Given data
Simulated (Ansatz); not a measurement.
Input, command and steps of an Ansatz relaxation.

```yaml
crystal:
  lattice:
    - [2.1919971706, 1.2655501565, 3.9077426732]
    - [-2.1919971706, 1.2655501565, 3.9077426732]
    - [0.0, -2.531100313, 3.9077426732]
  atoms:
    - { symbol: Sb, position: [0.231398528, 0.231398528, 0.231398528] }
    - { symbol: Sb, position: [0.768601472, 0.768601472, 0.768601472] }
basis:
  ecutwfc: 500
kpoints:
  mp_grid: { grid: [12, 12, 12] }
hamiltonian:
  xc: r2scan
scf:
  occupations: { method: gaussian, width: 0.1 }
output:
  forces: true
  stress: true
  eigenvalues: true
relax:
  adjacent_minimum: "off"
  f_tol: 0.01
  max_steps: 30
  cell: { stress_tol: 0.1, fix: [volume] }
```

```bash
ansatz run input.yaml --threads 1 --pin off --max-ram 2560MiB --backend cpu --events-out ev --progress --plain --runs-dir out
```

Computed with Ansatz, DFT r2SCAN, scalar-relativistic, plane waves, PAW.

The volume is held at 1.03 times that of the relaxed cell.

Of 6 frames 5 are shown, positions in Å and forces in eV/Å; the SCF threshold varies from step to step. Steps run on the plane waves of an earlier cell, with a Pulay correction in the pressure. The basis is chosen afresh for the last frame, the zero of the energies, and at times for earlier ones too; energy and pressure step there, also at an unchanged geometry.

Work task
Could you return, word for word, only the lines running from the first line of the material above to the line that contains "The volume is", inclusive?

Task output
Simulated (Ansatz); not a measurement.
Input, command and steps of an Ansatz relaxation.

```yaml
crystal:
  lattice:
    - [2.1919971706, 1.2655501565, 3.9077426732]
    - [-2.1919971706, 1.2655501565, 3.9077426732]
    - [0.0, -2.531100313, 3.9077426732]
  atoms:
    - { symbol: Sb, position: [0.231398528, 0.231398528, 0.231398528] }
    - { symbol: Sb, position: [0.768601472, 0.768601472, 0.768601472] }
basis:
  ecutwfc: 500
kpoints:
  mp_grid: { grid: [12, 12, 12] }
hamiltonian:
  xc: r2scan
scf:
  occupations: { method: gaussian, width: 0.1 }
output:
  forces: true
  stress: true
  eigenvalues: true
relax:
  adjacent_minimum: "off"
  f_tol: 0.01
  max_steps: 30
  cell: { stress_tol: 0.1, fix: [volume] }
```

```bash
ansatz run input.yaml --threads 1 --pin off --max-ram 2560MiB --backend cpu --events-out ev --progress --plain --runs-dir out
```

Computed with Ansatz, DFT r2SCAN, scalar-relativistic, plane waves, PAW.

The volume is held at 1.03 times that of the relaxed cell.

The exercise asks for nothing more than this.